**Supplied information:**
——————
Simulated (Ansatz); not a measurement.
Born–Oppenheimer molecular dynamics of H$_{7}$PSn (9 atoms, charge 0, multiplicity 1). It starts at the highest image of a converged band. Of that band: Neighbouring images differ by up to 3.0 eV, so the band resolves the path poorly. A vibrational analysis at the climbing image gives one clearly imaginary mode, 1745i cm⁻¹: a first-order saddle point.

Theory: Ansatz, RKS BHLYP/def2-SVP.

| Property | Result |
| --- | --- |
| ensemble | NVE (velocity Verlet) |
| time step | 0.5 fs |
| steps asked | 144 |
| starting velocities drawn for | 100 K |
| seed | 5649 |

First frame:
——————

**Requirement:** The data must be given again in full, exactly as written.

**Result:**
Simulated (Ansatz); not a measurement.
Born–Oppenheimer molecular dynamics of H$_{7}$PSn (9 atoms, charge 0, multiplicity 1). It starts at the highest image of a converged band. Of that band: Neighbouring images differ by up to 3.0 eV, so the band resolves the path poorly. A vibrational analysis at the climbing image gives one clearly imaginary mode, 1745i cm⁻¹: a first-order saddle point.

Theory: Ansatz, RKS BHLYP/def2-SVP.

| Property | Result |
| --- | --- |
| ensemble | NVE (velocity Verlet) |
| time step | 0.5 fs |
| steps asked | 144 |
| starting velocities drawn for | 100 K |
| seed | 5649 |

First frame:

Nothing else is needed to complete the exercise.